Information supplied Block Start
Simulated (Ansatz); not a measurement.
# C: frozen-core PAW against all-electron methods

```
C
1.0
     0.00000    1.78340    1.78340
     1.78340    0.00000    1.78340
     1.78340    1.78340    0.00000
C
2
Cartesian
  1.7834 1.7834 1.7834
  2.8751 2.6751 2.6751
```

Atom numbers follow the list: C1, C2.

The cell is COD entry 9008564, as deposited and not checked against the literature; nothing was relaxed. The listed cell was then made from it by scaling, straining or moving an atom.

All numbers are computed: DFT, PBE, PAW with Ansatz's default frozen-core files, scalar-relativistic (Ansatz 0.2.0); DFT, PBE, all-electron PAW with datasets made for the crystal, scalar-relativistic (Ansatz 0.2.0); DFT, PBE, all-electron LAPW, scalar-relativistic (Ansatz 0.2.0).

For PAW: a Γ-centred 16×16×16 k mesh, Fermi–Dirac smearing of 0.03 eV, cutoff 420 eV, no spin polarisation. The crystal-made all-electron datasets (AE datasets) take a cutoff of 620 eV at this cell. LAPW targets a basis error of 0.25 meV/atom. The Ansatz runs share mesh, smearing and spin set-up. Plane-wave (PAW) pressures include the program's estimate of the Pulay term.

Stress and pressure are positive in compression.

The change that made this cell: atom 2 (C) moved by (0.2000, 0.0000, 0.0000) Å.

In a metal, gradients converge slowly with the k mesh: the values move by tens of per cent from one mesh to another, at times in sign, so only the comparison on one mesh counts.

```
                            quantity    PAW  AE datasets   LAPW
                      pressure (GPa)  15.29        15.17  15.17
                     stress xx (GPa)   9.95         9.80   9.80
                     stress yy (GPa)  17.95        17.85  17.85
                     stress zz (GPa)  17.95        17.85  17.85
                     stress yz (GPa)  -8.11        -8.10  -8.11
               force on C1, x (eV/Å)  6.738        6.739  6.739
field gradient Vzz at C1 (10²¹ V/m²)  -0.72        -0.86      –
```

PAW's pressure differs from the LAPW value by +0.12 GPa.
Information supplied Block End

Brief → In the material above, transcribe exactly the lines beginning at the one with "The cell is" and ending at the one with "All numbers are", both included.

Written solution →
The cell is COD entry 9008564, as deposited and not checked against the literature; nothing was relaxed. The listed cell was then made from it by scaling, straining or moving an atom.

All numbers are computed: DFT, PBE, PAW with Ansatz's default frozen-core files, scalar-relativistic (Ansatz 0.2.0); DFT, PBE, all-electron PAW with datasets made for the crystal, scalar-relativistic (Ansatz 0.2.0); DFT, PBE, all-electron LAPW, scalar-relativistic (Ansatz 0.2.0).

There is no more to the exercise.